*** Dataset records ***
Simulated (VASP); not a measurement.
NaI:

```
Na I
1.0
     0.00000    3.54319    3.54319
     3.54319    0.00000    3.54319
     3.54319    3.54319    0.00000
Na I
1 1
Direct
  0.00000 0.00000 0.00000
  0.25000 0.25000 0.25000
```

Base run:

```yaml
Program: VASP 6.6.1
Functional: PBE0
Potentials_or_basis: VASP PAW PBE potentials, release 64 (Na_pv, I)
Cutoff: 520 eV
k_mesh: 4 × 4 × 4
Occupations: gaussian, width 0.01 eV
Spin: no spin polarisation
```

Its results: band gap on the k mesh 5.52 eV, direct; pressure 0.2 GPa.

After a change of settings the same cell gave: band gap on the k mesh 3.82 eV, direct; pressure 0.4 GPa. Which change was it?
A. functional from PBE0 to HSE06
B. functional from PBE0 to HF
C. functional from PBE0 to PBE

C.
*** End of Dataset records ***

Task item → Set down every record above, word for word.

Task response →
Simulated (VASP); not a measurement.
NaI:

```
Na I
1.0
     0.00000    3.54319    3.54319
     3.54319    0.00000    3.54319
     3.54319    3.54319    0.00000
Na I
1 1
Direct
  0.00000 0.00000 0.00000
  0.25000 0.25000 0.25000
```

Base run:

```yaml
Program: VASP 6.6.1
Functional: PBE0
Potentials_or_basis: VASP PAW PBE potentials, release 64 (Na_pv, I)
Cutoff: 520 eV
k_mesh: 4 × 4 × 4
Occupations: gaussian, width 0.01 eV
Spin: no spin polarisation
```

Its results: band gap on the k mesh 5.52 eV, direct; pressure 0.2 GPa.

After a change of settings the same cell gave: band gap on the k mesh 3.82 eV, direct; pressure 0.4 GPa. Which change was it?
A. functional from PBE0 to HSE06
B. functional from PBE0 to HF
C. functional from PBE0 to PBE

C.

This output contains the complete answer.